Requirement
Exactly as given, reproduce the records in full.

Dataset extract
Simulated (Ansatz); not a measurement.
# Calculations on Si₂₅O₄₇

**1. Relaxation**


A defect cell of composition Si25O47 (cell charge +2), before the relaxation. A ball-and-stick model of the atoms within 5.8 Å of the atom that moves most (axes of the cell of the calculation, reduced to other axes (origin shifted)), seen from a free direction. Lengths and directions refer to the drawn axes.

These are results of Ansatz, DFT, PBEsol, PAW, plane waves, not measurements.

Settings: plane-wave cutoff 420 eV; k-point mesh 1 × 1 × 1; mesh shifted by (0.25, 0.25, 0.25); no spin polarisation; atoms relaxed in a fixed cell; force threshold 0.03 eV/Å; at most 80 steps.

Exercise response
Simulated (Ansatz); not a measurement.
# Calculations on Si₂₅O₄₇

**1. Relaxation**


A defect cell of composition Si25O47 (cell charge +2), before the relaxation. A ball-and-stick model of the atoms within 5.8 Å of the atom that moves most (axes of the cell of the calculation, reduced to other axes (origin shifted)), seen from a free direction. Lengths and directions refer to the drawn axes.

These are results of Ansatz, DFT, PBEsol, PAW, plane waves, not measurements.

Settings: plane-wave cutoff 420 eV; k-point mesh 1 × 1 × 1; mesh shifted by (0.25, 0.25, 0.25); no spin polarisation; atoms relaxed in a fixed cell; force threshold 0.03 eV/Å; at most 80 steps.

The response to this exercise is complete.